--*--

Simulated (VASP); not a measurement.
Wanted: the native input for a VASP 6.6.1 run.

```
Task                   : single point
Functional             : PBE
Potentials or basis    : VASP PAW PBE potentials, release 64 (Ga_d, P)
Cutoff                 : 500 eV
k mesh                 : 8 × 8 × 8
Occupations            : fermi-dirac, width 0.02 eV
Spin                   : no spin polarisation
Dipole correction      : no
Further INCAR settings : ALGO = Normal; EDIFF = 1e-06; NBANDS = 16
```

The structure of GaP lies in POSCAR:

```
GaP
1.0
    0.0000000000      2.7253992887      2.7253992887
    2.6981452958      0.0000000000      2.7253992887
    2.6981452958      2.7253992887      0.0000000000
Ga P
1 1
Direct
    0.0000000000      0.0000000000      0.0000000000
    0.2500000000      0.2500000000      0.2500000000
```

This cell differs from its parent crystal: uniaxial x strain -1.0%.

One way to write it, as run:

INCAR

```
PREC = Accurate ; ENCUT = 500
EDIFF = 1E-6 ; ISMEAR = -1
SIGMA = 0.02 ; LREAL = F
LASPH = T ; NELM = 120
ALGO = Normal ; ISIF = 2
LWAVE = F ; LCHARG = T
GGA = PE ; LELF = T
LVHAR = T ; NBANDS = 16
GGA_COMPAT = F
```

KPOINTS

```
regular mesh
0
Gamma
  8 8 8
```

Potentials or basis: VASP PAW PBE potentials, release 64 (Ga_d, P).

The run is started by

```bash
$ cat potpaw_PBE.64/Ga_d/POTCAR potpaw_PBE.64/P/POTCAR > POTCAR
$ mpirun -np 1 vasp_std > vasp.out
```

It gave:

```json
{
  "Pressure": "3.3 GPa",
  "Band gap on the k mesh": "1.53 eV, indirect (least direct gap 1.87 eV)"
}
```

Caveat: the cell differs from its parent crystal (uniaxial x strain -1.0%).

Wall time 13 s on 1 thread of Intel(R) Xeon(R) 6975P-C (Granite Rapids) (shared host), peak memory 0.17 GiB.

--*--

> **Work item**
Please make an exact copy of the lines above from the line with "The run is started by" through the line with "Caveat: the cell", both ends included.

> **Answer area**
The run is started by

```bash
$ cat potpaw_PBE.64/Ga_d/POTCAR potpaw_PBE.64/P/POTCAR > POTCAR
$ mpirun -np 1 vasp_std > vasp.out
```

It gave:

```json
{
  "Pressure": "3.3 GPa",
  "Band gap on the k mesh": "1.53 eV, indirect (least direct gap 1.87 eV)"
}
```

Caveat: the cell differs from its parent crystal (uniaxial x strain -1.0%).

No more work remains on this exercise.